- REQUIRED ACTION: For the data below, give again exactly the lines from the one containing "- The formula" through the one containing "The others: C=C(C)OCC", both ends included, and no others.

- DATA UNDER STUDY:
——
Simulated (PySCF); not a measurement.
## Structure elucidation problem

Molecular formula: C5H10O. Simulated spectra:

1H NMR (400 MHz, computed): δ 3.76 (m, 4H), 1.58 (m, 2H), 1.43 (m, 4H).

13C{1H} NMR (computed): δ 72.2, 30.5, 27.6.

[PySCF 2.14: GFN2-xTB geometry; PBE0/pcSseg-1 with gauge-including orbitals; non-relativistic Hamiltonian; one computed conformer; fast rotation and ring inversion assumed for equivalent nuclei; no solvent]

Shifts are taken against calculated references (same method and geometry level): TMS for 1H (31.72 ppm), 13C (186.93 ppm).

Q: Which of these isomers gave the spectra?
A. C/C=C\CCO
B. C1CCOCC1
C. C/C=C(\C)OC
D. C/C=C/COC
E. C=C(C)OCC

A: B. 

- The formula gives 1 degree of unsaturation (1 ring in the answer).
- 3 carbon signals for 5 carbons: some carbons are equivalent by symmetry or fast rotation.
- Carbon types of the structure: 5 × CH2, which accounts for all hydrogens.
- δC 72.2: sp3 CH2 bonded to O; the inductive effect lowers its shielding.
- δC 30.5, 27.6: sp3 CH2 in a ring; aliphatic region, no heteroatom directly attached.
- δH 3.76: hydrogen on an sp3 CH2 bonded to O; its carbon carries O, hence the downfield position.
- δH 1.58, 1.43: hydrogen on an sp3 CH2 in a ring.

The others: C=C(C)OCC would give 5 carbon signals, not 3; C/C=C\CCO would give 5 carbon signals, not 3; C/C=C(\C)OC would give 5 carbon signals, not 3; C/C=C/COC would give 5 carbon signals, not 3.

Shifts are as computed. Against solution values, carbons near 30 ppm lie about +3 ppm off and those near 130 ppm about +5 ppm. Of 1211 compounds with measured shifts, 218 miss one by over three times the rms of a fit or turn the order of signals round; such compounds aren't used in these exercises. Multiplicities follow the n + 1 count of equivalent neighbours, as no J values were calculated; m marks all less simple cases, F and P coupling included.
——

- ANSWER SECTION:
- The formula gives 1 degree of unsaturation (1 ring in the answer).
- 3 carbon signals for 5 carbons: some carbons are equivalent by symmetry or fast rotation.
- Carbon types of the structure: 5 × CH2, which accounts for all hydrogens.
- δC 72.2: sp3 CH2 bonded to O; the inductive effect lowers its shielding.
- δC 30.5, 27.6: sp3 CH2 in a ring; aliphatic region, no heteroatom directly attached.
- δH 3.76: hydrogen on an sp3 CH2 bonded to O; its carbon carries O, hence the downfield position.
- δH 1.58, 1.43: hydrogen on an sp3 CH2 in a ring.

The others: C=C(C)OCC would give 5 carbon signals, not 3; C/C=C\CCO would give 5 carbon signals, not 3; C/C=C(\C)OC would give 5 carbon signals, not 3; C/C=C/COC would give 5 carbon signals, not 3.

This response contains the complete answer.